• Given information:
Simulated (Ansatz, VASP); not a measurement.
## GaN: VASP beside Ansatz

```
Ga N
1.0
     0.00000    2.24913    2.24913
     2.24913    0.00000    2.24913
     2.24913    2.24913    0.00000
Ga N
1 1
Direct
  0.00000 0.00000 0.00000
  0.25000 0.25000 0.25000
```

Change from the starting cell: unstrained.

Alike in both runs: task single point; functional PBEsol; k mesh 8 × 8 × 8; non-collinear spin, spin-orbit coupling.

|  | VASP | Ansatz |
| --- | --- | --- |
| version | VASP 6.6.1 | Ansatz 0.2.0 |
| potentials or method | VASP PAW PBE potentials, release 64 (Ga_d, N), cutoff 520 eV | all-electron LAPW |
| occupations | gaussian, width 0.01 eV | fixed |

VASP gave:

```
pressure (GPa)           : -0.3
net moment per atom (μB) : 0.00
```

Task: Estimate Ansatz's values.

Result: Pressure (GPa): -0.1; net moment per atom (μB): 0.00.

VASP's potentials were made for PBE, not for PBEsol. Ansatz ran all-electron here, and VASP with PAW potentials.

• Required action: Your answer must be the lines from the first line of the records through the line containing "Result: Pressure (GPa): -0.1;", copied exactly.

• Reply:
Simulated (Ansatz, VASP); not a measurement.
## GaN: VASP beside Ansatz

```
Ga N
1.0
     0.00000    2.24913    2.24913
     2.24913    0.00000    2.24913
     2.24913    2.24913    0.00000
Ga N
1 1
Direct
  0.00000 0.00000 0.00000
  0.25000 0.25000 0.25000
```

Change from the starting cell: unstrained.

Alike in both runs: task single point; functional PBEsol; k mesh 8 × 8 × 8; non-collinear spin, spin-orbit coupling.

|  | VASP | Ansatz |
| --- | --- | --- |
| version | VASP 6.6.1 | Ansatz 0.2.0 |
| potentials or method | VASP PAW PBE potentials, release 64 (Ga_d, N), cutoff 520 eV | all-electron LAPW |
| occupations | gaussian, width 0.01 eV | fixed |

VASP gave:

```
pressure (GPa)           : -0.3
net moment per atom (μB) : 0.00
```

Task: Estimate Ansatz's values.

Result: Pressure (GPa): -0.1; net moment per atom (μB): 0.00.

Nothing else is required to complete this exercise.